• **ACTION ITEM**
Below are records. Return each one exactly as written.

- - - - - - -

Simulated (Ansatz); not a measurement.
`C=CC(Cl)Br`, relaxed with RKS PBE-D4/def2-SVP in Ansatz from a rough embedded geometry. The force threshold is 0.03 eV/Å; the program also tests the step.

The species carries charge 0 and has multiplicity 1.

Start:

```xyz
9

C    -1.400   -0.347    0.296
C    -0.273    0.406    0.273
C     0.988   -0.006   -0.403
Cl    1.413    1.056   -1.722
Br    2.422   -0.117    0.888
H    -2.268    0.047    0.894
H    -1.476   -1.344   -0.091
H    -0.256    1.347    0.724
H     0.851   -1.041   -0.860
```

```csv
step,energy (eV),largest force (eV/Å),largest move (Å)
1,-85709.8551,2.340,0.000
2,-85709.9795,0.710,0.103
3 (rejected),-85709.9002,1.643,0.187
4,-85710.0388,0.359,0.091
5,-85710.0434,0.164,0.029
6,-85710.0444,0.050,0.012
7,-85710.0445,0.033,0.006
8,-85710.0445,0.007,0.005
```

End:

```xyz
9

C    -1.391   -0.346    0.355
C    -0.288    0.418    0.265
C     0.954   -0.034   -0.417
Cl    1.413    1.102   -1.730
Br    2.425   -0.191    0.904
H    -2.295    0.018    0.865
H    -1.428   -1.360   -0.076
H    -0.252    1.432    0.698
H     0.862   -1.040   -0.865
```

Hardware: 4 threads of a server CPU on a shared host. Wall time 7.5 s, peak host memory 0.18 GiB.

- - - - - - -

• **RESPONSE BOX**
Simulated (Ansatz); not a measurement.
`C=CC(Cl)Br`, relaxed with RKS PBE-D4/def2-SVP in Ansatz from a rough embedded geometry. The force threshold is 0.03 eV/Å; the program also tests the step.

The species carries charge 0 and has multiplicity 1.

Start:

```xyz
9

C    -1.400   -0.347    0.296
C    -0.273    0.406    0.273
C     0.988   -0.006   -0.403
Cl    1.413    1.056   -1.722
Br    2.422   -0.117    0.888
H    -2.268    0.047    0.894
H    -1.476   -1.344   -0.091
H    -0.256    1.347    0.724
H     0.851   -1.041   -0.860
```

```csv
step,energy (eV),largest force (eV/Å),largest move (Å)
1,-85709.8551,2.340,0.000
2,-85709.9795,0.710,0.103
3 (rejected),-85709.9002,1.643,0.187
4,-85710.0388,0.359,0.091
5,-85710.0434,0.164,0.029
6,-85710.0444,0.050,0.012
7,-85710.0445,0.033,0.006
8,-85710.0445,0.007,0.005
```

End:

```xyz
9

C    -1.391   -0.346    0.355
C    -0.288    0.418    0.265
C     0.954   -0.034   -0.417
Cl    1.413    1.102   -1.730
Br    2.425   -0.191    0.904
H    -2.295    0.018    0.865
H    -1.428   -1.360   -0.076
H    -0.252    1.432    0.698
H     0.862   -1.040   -0.865
```

Hardware: 4 threads of a server CPU on a shared host. Wall time 7.5 s, peak host memory 0.18 GiB.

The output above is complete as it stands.